◆ Work request
Starting at the top of the entries below, set down each line exactly as written, and stop after the line containing "Atoms are coloured".

═════ Information ═════

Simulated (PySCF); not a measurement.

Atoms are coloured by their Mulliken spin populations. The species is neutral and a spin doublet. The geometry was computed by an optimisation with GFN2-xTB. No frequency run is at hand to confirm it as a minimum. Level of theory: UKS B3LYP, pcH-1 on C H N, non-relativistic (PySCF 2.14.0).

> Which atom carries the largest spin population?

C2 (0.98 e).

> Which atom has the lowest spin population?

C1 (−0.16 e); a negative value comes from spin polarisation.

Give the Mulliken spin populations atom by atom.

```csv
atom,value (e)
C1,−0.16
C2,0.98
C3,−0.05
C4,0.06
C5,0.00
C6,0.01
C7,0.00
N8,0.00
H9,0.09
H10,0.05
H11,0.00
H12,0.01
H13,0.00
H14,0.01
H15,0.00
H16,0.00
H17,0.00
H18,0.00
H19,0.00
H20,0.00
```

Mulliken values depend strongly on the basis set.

═════

◆ Task response
Simulated (PySCF); not a measurement.

Atoms are coloured by their Mulliken spin populations. The species is neutral and a spin doublet. The geometry was computed by an optimisation with GFN2-xTB. No frequency run is at hand to confirm it as a minimum. Level of theory: UKS B3LYP, pcH-1 on C H N, non-relativistic (PySCF 2.14.0).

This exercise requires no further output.